(Source material)
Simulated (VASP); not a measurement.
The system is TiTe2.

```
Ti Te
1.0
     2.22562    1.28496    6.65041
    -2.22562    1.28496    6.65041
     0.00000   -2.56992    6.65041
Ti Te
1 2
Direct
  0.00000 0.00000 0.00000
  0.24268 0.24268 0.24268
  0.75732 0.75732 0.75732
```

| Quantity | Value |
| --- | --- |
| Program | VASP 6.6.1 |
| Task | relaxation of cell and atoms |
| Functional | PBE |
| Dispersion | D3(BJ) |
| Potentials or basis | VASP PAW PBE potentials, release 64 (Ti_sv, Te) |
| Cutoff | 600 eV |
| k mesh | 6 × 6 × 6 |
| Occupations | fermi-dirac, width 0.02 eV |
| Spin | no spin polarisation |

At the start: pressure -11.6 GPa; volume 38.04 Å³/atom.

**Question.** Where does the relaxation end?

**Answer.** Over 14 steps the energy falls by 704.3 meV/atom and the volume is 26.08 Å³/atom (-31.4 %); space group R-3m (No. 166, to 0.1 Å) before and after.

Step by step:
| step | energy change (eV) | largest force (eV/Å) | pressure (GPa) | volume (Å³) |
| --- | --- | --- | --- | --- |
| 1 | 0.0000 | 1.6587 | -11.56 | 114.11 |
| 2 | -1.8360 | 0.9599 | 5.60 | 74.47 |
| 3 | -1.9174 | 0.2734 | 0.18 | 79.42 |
(End Source material)

### Requirement
Each line from the first line of the entries up to and including the line containing "5.60 | 74.47 |" should be transcribed exactly, with all other lines left out.

### Answer section
Simulated (VASP); not a measurement.
The system is TiTe2.

```
Ti Te
1.0
     2.22562    1.28496    6.65041
    -2.22562    1.28496    6.65041
     0.00000   -2.56992    6.65041
Ti Te
1 2
Direct
  0.00000 0.00000 0.00000
  0.24268 0.24268 0.24268
  0.75732 0.75732 0.75732
```

| Quantity | Value |
| --- | --- |
| Program | VASP 6.6.1 |
| Task | relaxation of cell and atoms |
| Functional | PBE |
| Dispersion | D3(BJ) |
| Potentials or basis | VASP PAW PBE potentials, release 64 (Ti_sv, Te) |
| Cutoff | 600 eV |
| k mesh | 6 × 6 × 6 |
| Occupations | fermi-dirac, width 0.02 eV |
| Spin | no spin polarisation |

At the start: pressure -11.6 GPa; volume 38.04 Å³/atom.

**Question.** Where does the relaxation end?

**Answer.** Over 14 steps the energy falls by 704.3 meV/atom and the volume is 26.08 Å³/atom (-31.4 %); space group R-3m (No. 166, to 0.1 Å) before and after.

Step by step:
| step | energy change (eV) | largest force (eV/Å) | pressure (GPa) | volume (Å³) |
| --- | --- | --- | --- | --- |
| 1 | 0.0000 | 1.6587 | -11.56 | 114.11 |
| 2 | -1.8360 | 0.9599 | 5.60 | 74.47 |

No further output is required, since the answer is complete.